--*--

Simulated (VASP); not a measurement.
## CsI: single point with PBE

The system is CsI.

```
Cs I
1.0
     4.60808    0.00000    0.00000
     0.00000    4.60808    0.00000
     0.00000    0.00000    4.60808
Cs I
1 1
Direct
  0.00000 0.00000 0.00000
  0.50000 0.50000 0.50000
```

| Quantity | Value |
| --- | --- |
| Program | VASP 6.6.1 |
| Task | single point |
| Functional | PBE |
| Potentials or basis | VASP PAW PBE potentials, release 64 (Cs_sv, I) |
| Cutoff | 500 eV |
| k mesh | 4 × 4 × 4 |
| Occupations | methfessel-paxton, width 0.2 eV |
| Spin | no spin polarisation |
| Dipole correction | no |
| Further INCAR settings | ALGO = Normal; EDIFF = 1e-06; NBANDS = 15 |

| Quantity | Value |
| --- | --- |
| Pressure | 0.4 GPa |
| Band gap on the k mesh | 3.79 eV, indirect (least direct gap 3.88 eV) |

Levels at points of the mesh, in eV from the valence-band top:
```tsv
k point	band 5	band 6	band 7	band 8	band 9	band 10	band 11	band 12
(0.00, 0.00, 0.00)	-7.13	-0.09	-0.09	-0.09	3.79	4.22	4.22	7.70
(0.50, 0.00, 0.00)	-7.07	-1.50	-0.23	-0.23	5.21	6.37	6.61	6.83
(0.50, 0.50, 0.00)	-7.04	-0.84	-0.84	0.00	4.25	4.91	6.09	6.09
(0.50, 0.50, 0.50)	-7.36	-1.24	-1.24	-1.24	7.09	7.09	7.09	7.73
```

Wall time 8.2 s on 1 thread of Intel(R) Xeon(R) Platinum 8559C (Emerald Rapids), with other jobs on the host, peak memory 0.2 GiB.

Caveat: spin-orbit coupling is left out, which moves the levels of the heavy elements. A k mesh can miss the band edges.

--*--

» **Work item**
Repeat the entries above exactly, from the first line through the line containing "Wall time 8.2".

» **Problem solution**
Simulated (VASP); not a measurement.
## CsI: single point with PBE

The system is CsI.

```
Cs I
1.0
     4.60808    0.00000    0.00000
     0.00000    4.60808    0.00000
     0.00000    0.00000    4.60808
Cs I
1 1
Direct
  0.00000 0.00000 0.00000
  0.50000 0.50000 0.50000
```

| Quantity | Value |
| --- | --- |
| Program | VASP 6.6.1 |
| Task | single point |
| Functional | PBE |
| Potentials or basis | VASP PAW PBE potentials, release 64 (Cs_sv, I) |
| Cutoff | 500 eV |
| k mesh | 4 × 4 × 4 |
| Occupations | methfessel-paxton, width 0.2 eV |
| Spin | no spin polarisation |
| Dipole correction | no |
| Further INCAR settings | ALGO = Normal; EDIFF = 1e-06; NBANDS = 15 |

| Quantity | Value |
| --- | --- |
| Pressure | 0.4 GPa |
| Band gap on the k mesh | 3.79 eV, indirect (least direct gap 3.88 eV) |

Levels at points of the mesh, in eV from the valence-band top:
```tsv
k point	band 5	band 6	band 7	band 8	band 9	band 10	band 11	band 12
(0.00, 0.00, 0.00)	-7.13	-0.09	-0.09	-0.09	3.79	4.22	4.22	7.70
(0.50, 0.00, 0.00)	-7.07	-1.50	-0.23	-0.23	5.21	6.37	6.61	6.83
(0.50, 0.50, 0.00)	-7.04	-0.84	-0.84	0.00	4.25	4.91	6.09	6.09
(0.50, 0.50, 0.50)	-7.36	-1.24	-1.24	-1.24	7.09	7.09	7.09	7.73
```

Wall time 8.2 s on 1 thread of Intel(R) Xeon(R) Platinum 8559C (Emerald Rapids), with other jobs on the host, peak memory 0.2 GiB.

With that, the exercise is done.